* _STUDY MATERIAL_
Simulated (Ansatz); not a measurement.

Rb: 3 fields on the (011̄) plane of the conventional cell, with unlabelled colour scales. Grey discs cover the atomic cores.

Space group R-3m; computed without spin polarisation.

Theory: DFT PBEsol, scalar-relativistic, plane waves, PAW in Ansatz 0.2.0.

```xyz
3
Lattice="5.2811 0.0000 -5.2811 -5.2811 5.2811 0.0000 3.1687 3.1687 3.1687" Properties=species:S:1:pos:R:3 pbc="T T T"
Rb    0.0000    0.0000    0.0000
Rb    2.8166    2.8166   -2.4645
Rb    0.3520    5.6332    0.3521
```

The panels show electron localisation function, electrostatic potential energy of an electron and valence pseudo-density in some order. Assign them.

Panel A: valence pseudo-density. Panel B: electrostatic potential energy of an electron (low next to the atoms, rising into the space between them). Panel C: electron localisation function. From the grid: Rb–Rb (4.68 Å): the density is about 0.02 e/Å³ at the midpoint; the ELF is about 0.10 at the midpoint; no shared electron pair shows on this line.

* _BRIEF_
Up to and including the line with "The panels show", write out the records above exactly, starting from their first line.

* _EXERCISE RESPONSE_
Simulated (Ansatz); not a measurement.

Rb: 3 fields on the (011̄) plane of the conventional cell, with unlabelled colour scales. Grey discs cover the atomic cores.

Space group R-3m; computed without spin polarisation.

Theory: DFT PBEsol, scalar-relativistic, plane waves, PAW in Ansatz 0.2.0.

```xyz
3
Lattice="5.2811 0.0000 -5.2811 -5.2811 5.2811 0.0000 3.1687 3.1687 3.1687" Properties=species:S:1:pos:R:3 pbc="T T T"
Rb    0.0000    0.0000    0.0000
Rb    2.8166    2.8166   -2.4645
Rb    0.3520    5.6332    0.3521
```

The panels show electron localisation function, electrostatic potential energy of an electron and valence pseudo-density in some order. Assign them.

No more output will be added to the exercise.